■ Work request ■
Type out all the data below, word for word.

[Opening Records shown section]

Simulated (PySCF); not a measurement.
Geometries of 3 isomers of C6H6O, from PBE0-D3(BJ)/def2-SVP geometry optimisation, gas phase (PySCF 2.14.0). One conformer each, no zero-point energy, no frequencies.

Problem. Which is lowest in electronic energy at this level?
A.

[Closing Records shown section]

■ Exercise solution ■
Simulated (PySCF); not a measurement.
Geometries of 3 isomers of C6H6O, from PBE0-D3(BJ)/def2-SVP geometry optimisation, gas phase (PySCF 2.14.0). One conformer each, no zero-point energy, no frequencies.

Problem. Which is lowest in electronic energy at this level?
A.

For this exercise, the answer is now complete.